> _Required action_
Below are entries; print them exactly from the first line through the one containing "do they differ?**".

*** Data provided Section Begins ***
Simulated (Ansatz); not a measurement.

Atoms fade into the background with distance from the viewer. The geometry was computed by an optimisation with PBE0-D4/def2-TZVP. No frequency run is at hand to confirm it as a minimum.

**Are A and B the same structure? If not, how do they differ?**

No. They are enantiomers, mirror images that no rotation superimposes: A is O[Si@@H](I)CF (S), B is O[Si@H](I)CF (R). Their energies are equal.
*** Data provided Section Ends ***

> _Exercise answer_
Simulated (Ansatz); not a measurement.

Atoms fade into the background with distance from the viewer. The geometry was computed by an optimisation with PBE0-D4/def2-TZVP. No frequency run is at hand to confirm it as a minimum.

**Are A and B the same structure? If not, how do they differ?**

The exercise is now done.